Required action: This exercise needs the complete data reproduced exactly.

Data section:
──────────────────────────────

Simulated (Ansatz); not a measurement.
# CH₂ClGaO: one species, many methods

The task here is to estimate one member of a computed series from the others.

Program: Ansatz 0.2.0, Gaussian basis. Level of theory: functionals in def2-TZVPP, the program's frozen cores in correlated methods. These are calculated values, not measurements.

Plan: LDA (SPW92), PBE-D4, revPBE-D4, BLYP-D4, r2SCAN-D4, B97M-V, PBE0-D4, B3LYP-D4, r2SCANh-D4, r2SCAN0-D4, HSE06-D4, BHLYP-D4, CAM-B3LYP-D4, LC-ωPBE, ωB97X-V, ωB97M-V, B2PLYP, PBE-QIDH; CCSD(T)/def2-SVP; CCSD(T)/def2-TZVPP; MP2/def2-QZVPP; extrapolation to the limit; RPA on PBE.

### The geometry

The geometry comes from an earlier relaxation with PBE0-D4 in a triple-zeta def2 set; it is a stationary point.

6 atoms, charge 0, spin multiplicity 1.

──────────────────────────────

Exercise solution:
Simulated (Ansatz); not a measurement.
# CH₂ClGaO: one species, many methods

The task here is to estimate one member of a computed series from the others.

Program: Ansatz 0.2.0, Gaussian basis. Level of theory: functionals in def2-TZVPP, the program's frozen cores in correlated methods. These are calculated values, not measurements.

Plan: LDA (SPW92), PBE-D4, revPBE-D4, BLYP-D4, r2SCAN-D4, B97M-V, PBE0-D4, B3LYP-D4, r2SCANh-D4, r2SCAN0-D4, HSE06-D4, BHLYP-D4, CAM-B3LYP-D4, LC-ωPBE, ωB97X-V, ωB97M-V, B2PLYP, PBE-QIDH; CCSD(T)/def2-SVP; CCSD(T)/def2-TZVPP; MP2/def2-QZVPP; extrapolation to the limit; RPA on PBE.

### The geometry

The geometry comes from an earlier relaxation with PBE0-D4 in a triple-zeta def2 set; it is a stationary point.

6 atoms, charge 0, spin multiplicity 1.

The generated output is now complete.